■ Work request ■
The full set of entries below needs to be written out exactly.

■ Given records ■
>>>
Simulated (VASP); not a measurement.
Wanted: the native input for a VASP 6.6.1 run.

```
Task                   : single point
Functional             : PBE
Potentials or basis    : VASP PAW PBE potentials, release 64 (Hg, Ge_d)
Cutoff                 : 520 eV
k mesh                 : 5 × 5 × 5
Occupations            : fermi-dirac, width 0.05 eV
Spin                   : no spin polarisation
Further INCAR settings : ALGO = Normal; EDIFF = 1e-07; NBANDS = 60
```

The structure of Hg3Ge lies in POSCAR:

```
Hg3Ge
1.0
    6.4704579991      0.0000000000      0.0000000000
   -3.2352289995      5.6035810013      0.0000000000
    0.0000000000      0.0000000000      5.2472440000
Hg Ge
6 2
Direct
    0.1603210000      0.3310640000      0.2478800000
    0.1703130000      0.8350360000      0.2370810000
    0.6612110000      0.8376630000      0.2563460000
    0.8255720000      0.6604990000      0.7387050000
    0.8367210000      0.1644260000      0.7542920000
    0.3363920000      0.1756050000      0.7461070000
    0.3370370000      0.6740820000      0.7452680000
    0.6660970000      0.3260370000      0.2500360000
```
<<<

■ Exercise output ■
Simulated (VASP); not a measurement.
Wanted: the native input for a VASP 6.6.1 run.

```
Task                   : single point
Functional             : PBE
Potentials or basis    : VASP PAW PBE potentials, release 64 (Hg, Ge_d)
Cutoff                 : 520 eV
k mesh                 : 5 × 5 × 5
Occupations            : fermi-dirac, width 0.05 eV
Spin                   : no spin polarisation
Further INCAR settings : ALGO = Normal; EDIFF = 1e-07; NBANDS = 60
```

The structure of Hg3Ge lies in POSCAR:

```
Hg3Ge
1.0
    6.4704579991      0.0000000000      0.0000000000
   -3.2352289995      5.6035810013      0.0000000000
    0.0000000000      0.0000000000      5.2472440000
Hg Ge
6 2
Direct
    0.1603210000      0.3310640000      0.2478800000
    0.1703130000      0.8350360000      0.2370810000
    0.6612110000      0.8376630000      0.2563460000
    0.8255720000      0.6604990000      0.7387050000
    0.8367210000      0.1644260000      0.7542920000
    0.3363920000      0.1756050000      0.7461070000
    0.3370370000      0.6740820000      0.7452680000
    0.6660970000      0.3260370000      0.2500360000
```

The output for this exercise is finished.